[Assignment]
Somewhere below is a line with "Errors of the" and, later, a line with "Q: Which method"; repeat those two lines and all the lines between them, exactly as they are.

[Opening Extracted data section]
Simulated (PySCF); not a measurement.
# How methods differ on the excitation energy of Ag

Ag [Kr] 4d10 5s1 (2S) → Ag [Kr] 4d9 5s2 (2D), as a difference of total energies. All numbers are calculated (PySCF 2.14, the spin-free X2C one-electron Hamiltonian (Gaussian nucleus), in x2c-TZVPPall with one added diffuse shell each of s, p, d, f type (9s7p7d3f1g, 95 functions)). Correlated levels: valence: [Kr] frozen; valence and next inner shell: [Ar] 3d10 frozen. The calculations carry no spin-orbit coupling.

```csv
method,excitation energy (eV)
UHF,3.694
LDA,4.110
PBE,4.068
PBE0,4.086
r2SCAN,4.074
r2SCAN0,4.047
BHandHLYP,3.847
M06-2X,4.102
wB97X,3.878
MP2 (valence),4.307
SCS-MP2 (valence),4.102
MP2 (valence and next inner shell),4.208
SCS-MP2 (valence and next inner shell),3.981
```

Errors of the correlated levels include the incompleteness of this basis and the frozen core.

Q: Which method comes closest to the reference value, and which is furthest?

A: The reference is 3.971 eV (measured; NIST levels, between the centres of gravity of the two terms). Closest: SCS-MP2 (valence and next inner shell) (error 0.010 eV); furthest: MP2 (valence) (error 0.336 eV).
[Closing Extracted data section]

[Result]
Errors of the correlated levels include the incompleteness of this basis and the frozen core.

Q: Which method comes closest to the reference value, and which is furthest?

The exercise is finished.